Task item:
Set down again exactly the lines of the listing below that fall between the line holding "VASP beside Ansatz**" and the line holding "Ansatz 0.2.0 |", inclusive.

Given information:
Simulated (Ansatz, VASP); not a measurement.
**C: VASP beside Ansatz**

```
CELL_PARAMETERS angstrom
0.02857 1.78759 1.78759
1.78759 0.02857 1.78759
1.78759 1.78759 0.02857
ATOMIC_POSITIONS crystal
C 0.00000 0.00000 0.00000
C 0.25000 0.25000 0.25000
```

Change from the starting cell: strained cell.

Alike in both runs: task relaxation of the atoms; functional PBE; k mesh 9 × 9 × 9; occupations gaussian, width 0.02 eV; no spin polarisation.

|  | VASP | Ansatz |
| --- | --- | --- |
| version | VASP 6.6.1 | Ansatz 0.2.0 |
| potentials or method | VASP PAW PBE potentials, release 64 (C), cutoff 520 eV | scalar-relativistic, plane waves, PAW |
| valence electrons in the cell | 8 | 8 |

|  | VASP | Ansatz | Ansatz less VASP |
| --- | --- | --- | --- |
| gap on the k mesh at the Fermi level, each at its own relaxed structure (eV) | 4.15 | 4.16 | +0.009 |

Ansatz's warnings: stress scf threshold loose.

Exercise solution:
**C: VASP beside Ansatz**

```
CELL_PARAMETERS angstrom
0.02857 1.78759 1.78759
1.78759 0.02857 1.78759
1.78759 1.78759 0.02857
ATOMIC_POSITIONS crystal
C 0.00000 0.00000 0.00000
C 0.25000 0.25000 0.25000
```

Change from the starting cell: strained cell.

Alike in both runs: task relaxation of the atoms; functional PBE; k mesh 9 × 9 × 9; occupations gaussian, width 0.02 eV; no spin polarisation.

|  | VASP | Ansatz |
| --- | --- | --- |
| version | VASP 6.6.1 | Ansatz 0.2.0 |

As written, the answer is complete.